▶ **EXERCISE**
Repeat exactly, please, the lines that begin at the start of the listing and end at the line holding "Hardware: 1 thread".

▬▬▬▬▬▬

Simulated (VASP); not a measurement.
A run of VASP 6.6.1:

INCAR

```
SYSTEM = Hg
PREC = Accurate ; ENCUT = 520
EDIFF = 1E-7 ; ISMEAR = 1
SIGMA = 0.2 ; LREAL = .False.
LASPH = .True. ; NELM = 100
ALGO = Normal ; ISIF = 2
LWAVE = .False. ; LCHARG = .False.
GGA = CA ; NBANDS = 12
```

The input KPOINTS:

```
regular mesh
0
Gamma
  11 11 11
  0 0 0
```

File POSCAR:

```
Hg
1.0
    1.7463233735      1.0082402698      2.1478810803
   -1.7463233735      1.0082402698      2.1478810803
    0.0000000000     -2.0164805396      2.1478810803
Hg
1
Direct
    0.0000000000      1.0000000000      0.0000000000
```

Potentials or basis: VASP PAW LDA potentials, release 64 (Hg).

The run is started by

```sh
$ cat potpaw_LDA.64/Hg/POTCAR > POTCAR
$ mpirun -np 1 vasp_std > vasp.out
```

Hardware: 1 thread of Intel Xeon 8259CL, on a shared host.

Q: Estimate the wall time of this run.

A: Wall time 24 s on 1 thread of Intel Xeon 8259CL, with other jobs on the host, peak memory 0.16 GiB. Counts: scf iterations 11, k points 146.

▬▬▬▬▬▬

▶ **EXERCISE RESULT**
Simulated (VASP); not a measurement.
A run of VASP 6.6.1:

INCAR

```
SYSTEM = Hg
PREC = Accurate ; ENCUT = 520
EDIFF = 1E-7 ; ISMEAR = 1
SIGMA = 0.2 ; LREAL = .False.
LASPH = .True. ; NELM = 100
ALGO = Normal ; ISIF = 2
LWAVE = .False. ; LCHARG = .False.
GGA = CA ; NBANDS = 12
```

The input KPOINTS:

```
regular mesh
0
Gamma
  11 11 11
  0 0 0
```

File POSCAR:

```
Hg
1.0
    1.7463233735      1.0082402698      2.1478810803
   -1.7463233735      1.0082402698      2.1478810803
    0.0000000000     -2.0164805396      2.1478810803
Hg
1
Direct
    0.0000000000      1.0000000000      0.0000000000
```

Potentials or basis: VASP PAW LDA potentials, release 64 (Hg).

The run is started by

```sh
$ cat potpaw_LDA.64/Hg/POTCAR > POTCAR
$ mpirun -np 1 vasp_std > vasp.out
```

Hardware: 1 thread of Intel Xeon 8259CL, on a shared host.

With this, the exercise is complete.